Work instruction:
Could you reproduce, word for word, everything below from the line containing "- x(H2): 0.00405" down to the line containing "- gas amount: 98.87 mol", with both of those lines included and no others?

_ _ _ _

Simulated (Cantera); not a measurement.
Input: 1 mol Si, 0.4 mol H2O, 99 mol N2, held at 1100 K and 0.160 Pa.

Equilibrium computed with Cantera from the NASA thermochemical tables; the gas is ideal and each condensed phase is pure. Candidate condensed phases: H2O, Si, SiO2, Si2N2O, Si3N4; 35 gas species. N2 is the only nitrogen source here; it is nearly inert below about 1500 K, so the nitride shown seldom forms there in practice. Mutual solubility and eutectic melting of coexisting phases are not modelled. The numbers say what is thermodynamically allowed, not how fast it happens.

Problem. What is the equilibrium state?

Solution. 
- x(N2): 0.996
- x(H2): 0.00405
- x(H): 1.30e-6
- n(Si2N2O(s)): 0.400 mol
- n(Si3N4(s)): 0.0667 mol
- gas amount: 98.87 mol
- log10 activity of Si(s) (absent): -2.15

_ _ _ _

Exercise answer:
- x(H2): 0.00405
- x(H): 1.30e-6
- n(Si2N2O(s)): 0.400 mol
- n(Si3N4(s)): 0.0667 mol
- gas amount: 98.87 mol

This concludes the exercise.